____ Dataset content

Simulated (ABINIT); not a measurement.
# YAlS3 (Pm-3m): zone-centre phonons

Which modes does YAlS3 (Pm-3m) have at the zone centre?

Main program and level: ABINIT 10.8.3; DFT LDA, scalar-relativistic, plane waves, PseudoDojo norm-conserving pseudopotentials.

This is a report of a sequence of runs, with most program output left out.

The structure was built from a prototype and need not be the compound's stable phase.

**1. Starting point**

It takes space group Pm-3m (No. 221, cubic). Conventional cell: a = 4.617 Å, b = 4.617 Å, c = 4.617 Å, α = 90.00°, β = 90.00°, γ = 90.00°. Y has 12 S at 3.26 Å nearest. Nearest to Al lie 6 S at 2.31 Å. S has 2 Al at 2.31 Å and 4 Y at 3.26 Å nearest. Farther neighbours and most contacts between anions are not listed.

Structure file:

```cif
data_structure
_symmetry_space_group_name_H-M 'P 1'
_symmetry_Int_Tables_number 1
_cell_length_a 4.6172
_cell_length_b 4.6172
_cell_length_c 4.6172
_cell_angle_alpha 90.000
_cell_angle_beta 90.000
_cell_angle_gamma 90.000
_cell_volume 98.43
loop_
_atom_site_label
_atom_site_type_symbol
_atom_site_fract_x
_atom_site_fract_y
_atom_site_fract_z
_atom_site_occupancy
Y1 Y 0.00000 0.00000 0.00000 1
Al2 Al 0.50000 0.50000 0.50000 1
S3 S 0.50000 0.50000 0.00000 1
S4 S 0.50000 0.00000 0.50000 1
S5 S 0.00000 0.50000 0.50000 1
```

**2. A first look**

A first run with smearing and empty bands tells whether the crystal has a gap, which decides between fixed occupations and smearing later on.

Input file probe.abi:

________

→ Required action
When you reach the line containing "A first look**" in the data above, start copying exactly, and stop after the line containing "A first run".

→ Answer section
**2. A first look**

A first run with smearing and empty bands tells whether the crystal has a gap, which decides between fixed occupations and smearing later on.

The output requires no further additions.